▶ **Excerpted records**
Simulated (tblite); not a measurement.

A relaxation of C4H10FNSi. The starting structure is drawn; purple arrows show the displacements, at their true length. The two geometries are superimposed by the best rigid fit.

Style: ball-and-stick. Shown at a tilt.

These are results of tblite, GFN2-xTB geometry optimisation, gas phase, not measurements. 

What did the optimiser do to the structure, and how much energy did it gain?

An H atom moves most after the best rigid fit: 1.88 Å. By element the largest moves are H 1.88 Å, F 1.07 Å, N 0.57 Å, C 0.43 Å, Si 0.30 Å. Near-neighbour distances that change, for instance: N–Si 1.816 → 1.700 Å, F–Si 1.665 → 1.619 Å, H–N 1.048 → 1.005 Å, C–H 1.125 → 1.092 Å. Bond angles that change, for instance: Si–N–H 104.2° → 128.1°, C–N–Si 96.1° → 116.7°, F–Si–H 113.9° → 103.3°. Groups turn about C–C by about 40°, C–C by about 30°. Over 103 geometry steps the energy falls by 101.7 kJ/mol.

▶ **Required action**
The data must be duplicated exactly, with nothing left out.

▶ **Answer area**
Simulated (tblite); not a measurement.

A relaxation of C4H10FNSi. The starting structure is drawn; purple arrows show the displacements, at their true length. The two geometries are superimposed by the best rigid fit.

Style: ball-and-stick. Shown at a tilt.

These are results of tblite, GFN2-xTB geometry optimisation, gas phase, not measurements. 

What did the optimiser do to the structure, and how much energy did it gain?

An H atom moves most after the best rigid fit: 1.88 Å. By element the largest moves are H 1.88 Å, F 1.07 Å, N 0.57 Å, C 0.43 Å, Si 0.30 Å. Near-neighbour distances that change, for instance: N–Si 1.816 → 1.700 Å, F–Si 1.665 → 1.619 Å, H–N 1.048 → 1.005 Å, C–H 1.125 → 1.092 Å. Bond angles that change, for instance: Si–N–H 104.2° → 128.1°, C–N–Si 96.1° → 116.7°, F–Si–H 113.9° → 103.3°. Groups turn about C–C by about 40°, C–C by about 30°. Over 103 geometry steps the energy falls by 101.7 kJ/mol.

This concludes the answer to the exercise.